Activity:
All lines up to and including the one that contains "Two isomers of C4H10P2" are to be transcribed exactly, starting from the first line of the records.

Record extracts:
= = = = = = =
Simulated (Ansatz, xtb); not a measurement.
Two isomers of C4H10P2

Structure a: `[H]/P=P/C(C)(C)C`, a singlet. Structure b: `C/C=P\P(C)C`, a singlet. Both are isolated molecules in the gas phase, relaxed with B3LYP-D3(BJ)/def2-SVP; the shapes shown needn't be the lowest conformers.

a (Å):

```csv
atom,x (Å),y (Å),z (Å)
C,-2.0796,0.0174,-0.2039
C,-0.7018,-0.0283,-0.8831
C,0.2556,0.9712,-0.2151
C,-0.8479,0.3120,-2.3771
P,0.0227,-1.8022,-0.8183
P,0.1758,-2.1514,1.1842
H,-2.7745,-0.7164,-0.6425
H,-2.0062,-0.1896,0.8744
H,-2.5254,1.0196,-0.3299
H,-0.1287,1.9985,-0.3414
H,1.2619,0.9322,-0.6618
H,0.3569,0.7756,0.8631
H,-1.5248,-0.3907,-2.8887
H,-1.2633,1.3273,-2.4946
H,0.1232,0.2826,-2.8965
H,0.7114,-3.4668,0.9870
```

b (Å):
= = = = = = =

Task answer:
Simulated (Ansatz, xtb); not a measurement.
Two isomers of C4H10P2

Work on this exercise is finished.